ASSIGNMENT
Please print the data that follows, keeping every line exact.

SOURCE DATA
++++++++

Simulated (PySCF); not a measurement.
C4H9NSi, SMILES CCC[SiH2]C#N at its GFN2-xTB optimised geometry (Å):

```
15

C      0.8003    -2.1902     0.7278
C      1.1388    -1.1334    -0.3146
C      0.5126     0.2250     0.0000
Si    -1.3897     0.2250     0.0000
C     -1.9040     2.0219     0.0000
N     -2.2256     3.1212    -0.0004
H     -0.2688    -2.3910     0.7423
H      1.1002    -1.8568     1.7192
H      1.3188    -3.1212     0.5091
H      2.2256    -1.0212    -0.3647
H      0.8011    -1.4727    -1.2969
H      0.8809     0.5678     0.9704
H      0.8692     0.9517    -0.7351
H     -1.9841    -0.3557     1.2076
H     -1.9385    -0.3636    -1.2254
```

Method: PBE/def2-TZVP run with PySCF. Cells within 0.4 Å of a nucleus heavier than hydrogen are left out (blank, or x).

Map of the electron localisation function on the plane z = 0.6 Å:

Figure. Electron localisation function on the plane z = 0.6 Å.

++++++++

EXPECTED ANSWER
Simulated (PySCF); not a measurement.
C4H9NSi, SMILES CCC[SiH2]C#N at its GFN2-xTB optimised geometry (Å):

```
15

C      0.8003    -2.1902     0.7278
C      1.1388    -1.1334    -0.3146
C      0.5126     0.2250     0.0000
Si    -1.3897     0.2250     0.0000
C     -1.9040     2.0219     0.0000
N     -2.2256     3.1212    -0.0004
H     -0.2688    -2.3910     0.7423
H      1.1002    -1.8568     1.7192
H      1.3188    -3.1212     0.5091
H      2.2256    -1.0212    -0.3647
H      0.8011    -1.4727    -1.2969
H      0.8809     0.5678     0.9704
H      0.8692     0.9517    -0.7351
H     -1.9841    -0.3557     1.2076
H     -1.9385    -0.3636    -1.2254
```

Method: PBE/def2-TZVP run with PySCF. Cells within 0.4 Å of a nucleus heavier than hydrogen are left out (blank, or x).

Map of the electron localisation function on the plane z = 0.6 Å:

Figure. Electron localisation function on the plane z = 0.6 Å.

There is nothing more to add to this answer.